• _Listed records_
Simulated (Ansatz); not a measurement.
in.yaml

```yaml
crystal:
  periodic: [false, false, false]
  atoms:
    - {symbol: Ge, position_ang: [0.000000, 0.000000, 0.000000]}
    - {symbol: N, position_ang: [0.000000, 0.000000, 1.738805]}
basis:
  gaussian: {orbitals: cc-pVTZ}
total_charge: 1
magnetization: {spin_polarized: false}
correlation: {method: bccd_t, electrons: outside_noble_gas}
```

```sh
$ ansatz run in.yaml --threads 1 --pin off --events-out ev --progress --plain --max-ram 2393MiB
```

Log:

• _Brief_
All entries above are to be transcribed verbatim.

• _Written response_
Simulated (Ansatz); not a measurement.
in.yaml

```yaml
crystal:
  periodic: [false, false, false]
  atoms:
    - {symbol: Ge, position_ang: [0.000000, 0.000000, 0.000000]}
    - {symbol: N, position_ang: [0.000000, 0.000000, 1.738805]}
basis:
  gaussian: {orbitals: cc-pVTZ}
total_charge: 1
magnetization: {spin_polarized: false}
correlation: {method: bccd_t, electrons: outside_noble_gas}
```

```sh
$ ansatz run in.yaml --threads 1 --pin off --events-out ev --progress --plain --max-ram 2393MiB
```

Log:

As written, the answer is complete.